_Assigned task_
Each entry should be duplicated exactly, with no line missing.

_Given information_
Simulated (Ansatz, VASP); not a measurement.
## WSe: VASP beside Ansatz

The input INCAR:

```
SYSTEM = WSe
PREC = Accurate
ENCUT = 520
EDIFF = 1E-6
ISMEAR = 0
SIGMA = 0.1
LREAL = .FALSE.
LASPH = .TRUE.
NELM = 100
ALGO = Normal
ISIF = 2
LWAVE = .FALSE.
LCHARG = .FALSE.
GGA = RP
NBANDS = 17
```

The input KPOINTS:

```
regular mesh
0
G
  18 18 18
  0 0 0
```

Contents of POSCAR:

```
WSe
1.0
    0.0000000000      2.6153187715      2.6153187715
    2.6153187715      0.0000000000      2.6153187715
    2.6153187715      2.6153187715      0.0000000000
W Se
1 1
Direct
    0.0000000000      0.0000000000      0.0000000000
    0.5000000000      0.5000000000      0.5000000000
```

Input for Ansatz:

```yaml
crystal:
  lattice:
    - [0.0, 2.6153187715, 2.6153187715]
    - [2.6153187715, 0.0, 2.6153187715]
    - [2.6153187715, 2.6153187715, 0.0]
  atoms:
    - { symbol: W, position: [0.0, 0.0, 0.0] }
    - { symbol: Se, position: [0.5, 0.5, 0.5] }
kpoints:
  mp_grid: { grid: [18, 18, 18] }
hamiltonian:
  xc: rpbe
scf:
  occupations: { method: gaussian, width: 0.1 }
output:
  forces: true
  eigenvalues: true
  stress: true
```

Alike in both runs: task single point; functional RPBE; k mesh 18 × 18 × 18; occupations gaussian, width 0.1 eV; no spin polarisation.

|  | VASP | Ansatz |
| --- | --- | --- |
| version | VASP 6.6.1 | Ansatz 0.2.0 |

_Written response_
Simulated (Ansatz, VASP); not a measurement.
## WSe: VASP beside Ansatz

The input INCAR:

```
SYSTEM = WSe
PREC = Accurate
ENCUT = 520
EDIFF = 1E-6
ISMEAR = 0
SIGMA = 0.1
LREAL = .FALSE.
LASPH = .TRUE.
NELM = 100
ALGO = Normal
ISIF = 2
LWAVE = .FALSE.
LCHARG = .FALSE.
GGA = RP
NBANDS = 17
```

The input KPOINTS:

```
regular mesh
0
G
  18 18 18
  0 0 0
```

Contents of POSCAR:

```
WSe
1.0
    0.0000000000      2.6153187715      2.6153187715
    2.6153187715      0.0000000000      2.6153187715
    2.6153187715      2.6153187715      0.0000000000
W Se
1 1
Direct
    0.0000000000      0.0000000000      0.0000000000
    0.5000000000      0.5000000000      0.5000000000
```

Input for Ansatz:

```yaml
crystal:
  lattice:
    - [0.0, 2.6153187715, 2.6153187715]
    - [2.6153187715, 0.0, 2.6153187715]
    - [2.6153187715, 2.6153187715, 0.0]
  atoms:
    - { symbol: W, position: [0.0, 0.0, 0.0] }
    - { symbol: Se, position: [0.5, 0.5, 0.5] }
kpoints:
  mp_grid: { grid: [18, 18, 18] }
hamiltonian:
  xc: rpbe
scf:
  occupations: { method: gaussian, width: 0.1 }
output:
  forces: true
  eigenvalues: true
  stress: true
```

Alike in both runs: task single point; functional RPBE; k mesh 18 × 18 × 18; occupations gaussian, width 0.1 eV; no spin polarisation.

|  | VASP | Ansatz |
| --- | --- | --- |
| version | VASP 6.6.1 | Ansatz 0.2.0 |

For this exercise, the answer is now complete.